● **Work instruction**:
Print all of the data exactly, with no line missing.

● **Source information**:
[Start of section]
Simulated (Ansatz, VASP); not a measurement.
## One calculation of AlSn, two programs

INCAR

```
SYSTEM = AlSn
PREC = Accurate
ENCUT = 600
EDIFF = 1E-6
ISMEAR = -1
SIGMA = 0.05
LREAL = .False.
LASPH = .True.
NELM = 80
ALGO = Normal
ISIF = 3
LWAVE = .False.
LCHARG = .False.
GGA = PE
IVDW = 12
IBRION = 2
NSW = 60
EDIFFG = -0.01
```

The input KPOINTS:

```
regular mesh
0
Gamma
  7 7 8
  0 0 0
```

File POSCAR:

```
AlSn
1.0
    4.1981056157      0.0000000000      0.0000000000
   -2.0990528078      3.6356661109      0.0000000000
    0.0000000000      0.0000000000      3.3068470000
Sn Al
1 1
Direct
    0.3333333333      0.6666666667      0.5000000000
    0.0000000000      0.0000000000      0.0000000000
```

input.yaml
[End of section]

● **Your response**:
Simulated (Ansatz, VASP); not a measurement.
## One calculation of AlSn, two programs

INCAR

```
SYSTEM = AlSn
PREC = Accurate
ENCUT = 600
EDIFF = 1E-6
ISMEAR = -1
SIGMA = 0.05
LREAL = .False.
LASPH = .True.
NELM = 80
ALGO = Normal
ISIF = 3
LWAVE = .False.
LCHARG = .False.
GGA = PE
IVDW = 12
IBRION = 2
NSW = 60
EDIFFG = -0.01
```

The input KPOINTS:

```
regular mesh
0
Gamma
  7 7 8
  0 0 0
```

File POSCAR:

```
AlSn
1.0
    4.1981056157      0.0000000000      0.0000000000
   -2.0990528078      3.6356661109      0.0000000000
    0.0000000000      0.0000000000      3.3068470000
Sn Al
1 1
Direct
    0.3333333333      0.6666666667      0.5000000000
    0.0000000000      0.0000000000      0.0000000000
```

input.yaml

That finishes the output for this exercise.